● WORK ORDER
Repeat exactly, and only, the lines of the entries below from the one with "Figure 1. Electron" through the one with "A positive charge", both ends included.

————————

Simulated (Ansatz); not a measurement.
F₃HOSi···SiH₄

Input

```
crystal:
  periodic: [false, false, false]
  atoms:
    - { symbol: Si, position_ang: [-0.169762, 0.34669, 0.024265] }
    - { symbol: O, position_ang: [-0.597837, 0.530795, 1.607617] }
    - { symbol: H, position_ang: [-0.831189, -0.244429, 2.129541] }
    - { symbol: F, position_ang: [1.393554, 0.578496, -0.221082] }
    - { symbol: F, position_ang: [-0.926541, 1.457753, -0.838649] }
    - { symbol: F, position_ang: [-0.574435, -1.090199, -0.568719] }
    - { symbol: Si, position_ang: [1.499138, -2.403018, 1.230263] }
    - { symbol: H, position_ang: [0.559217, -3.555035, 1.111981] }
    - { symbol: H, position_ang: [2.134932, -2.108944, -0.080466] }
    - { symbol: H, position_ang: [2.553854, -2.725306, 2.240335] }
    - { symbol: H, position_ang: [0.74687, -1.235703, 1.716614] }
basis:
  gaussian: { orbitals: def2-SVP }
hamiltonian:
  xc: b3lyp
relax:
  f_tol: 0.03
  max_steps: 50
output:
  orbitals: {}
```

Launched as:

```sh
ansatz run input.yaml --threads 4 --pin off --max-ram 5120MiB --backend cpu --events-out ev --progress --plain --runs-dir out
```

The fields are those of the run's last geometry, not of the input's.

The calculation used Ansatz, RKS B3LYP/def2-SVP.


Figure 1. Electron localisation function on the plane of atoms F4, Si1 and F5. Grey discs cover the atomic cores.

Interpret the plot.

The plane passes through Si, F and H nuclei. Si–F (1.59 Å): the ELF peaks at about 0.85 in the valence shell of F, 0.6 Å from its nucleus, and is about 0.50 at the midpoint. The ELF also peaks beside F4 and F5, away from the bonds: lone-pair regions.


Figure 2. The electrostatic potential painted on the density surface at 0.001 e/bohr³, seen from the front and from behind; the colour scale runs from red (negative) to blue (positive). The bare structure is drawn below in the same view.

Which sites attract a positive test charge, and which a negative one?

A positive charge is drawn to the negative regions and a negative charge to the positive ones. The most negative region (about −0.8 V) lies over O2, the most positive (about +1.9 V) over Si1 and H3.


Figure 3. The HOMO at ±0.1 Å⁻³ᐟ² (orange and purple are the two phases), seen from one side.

————————

● RESPONSE BOX
Figure 1. Electron localisation function on the plane of atoms F4, Si1 and F5. Grey discs cover the atomic cores.

Interpret the plot.

The plane passes through Si, F and H nuclei. Si–F (1.59 Å): the ELF peaks at about 0.85 in the valence shell of F, 0.6 Å from its nucleus, and is about 0.50 at the midpoint. The ELF also peaks beside F4 and F5, away from the bonds: lone-pair regions.


Figure 2. The electrostatic potential painted on the density surface at 0.001 e/bohr³, seen from the front and from behind; the colour scale runs from red (negative) to blue (positive). The bare structure is drawn below in the same view.

Which sites attract a positive test charge, and which a negative one?

A positive charge is drawn to the negative regions and a negative charge to the positive ones. The most negative region (about −0.8 V) lies over O2, the most positive (about +1.9 V) over Si1 and H3.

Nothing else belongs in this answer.